======== Data records

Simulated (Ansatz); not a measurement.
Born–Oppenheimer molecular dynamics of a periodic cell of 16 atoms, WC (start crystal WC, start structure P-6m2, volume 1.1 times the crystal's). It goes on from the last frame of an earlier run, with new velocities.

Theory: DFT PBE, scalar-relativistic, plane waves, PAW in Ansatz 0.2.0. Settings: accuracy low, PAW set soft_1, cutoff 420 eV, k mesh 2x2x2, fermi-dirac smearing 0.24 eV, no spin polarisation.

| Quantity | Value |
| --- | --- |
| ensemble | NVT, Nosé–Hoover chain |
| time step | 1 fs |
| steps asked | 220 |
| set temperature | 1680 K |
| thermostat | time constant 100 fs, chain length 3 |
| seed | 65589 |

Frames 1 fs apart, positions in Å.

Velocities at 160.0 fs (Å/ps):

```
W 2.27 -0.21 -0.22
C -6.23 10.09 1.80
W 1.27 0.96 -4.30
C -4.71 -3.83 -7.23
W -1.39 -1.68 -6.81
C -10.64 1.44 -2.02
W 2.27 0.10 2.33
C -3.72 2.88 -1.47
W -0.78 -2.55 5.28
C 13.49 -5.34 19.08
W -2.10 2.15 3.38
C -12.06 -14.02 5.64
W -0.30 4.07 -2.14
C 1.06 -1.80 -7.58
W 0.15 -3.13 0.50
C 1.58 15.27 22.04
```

================

(Activity): Start at the first line of the data above. Stop after the line containing "Born–Oppenheimer molecular dynamics", reproducing each line exactly and adding nothing.

(Your response):
Simulated (Ansatz); not a measurement.
Born–Oppenheimer molecular dynamics of a periodic cell of 16 atoms, WC (start crystal WC, start structure P-6m2, volume 1.1 times the crystal's). It goes on from the last frame of an earlier run, with new velocities.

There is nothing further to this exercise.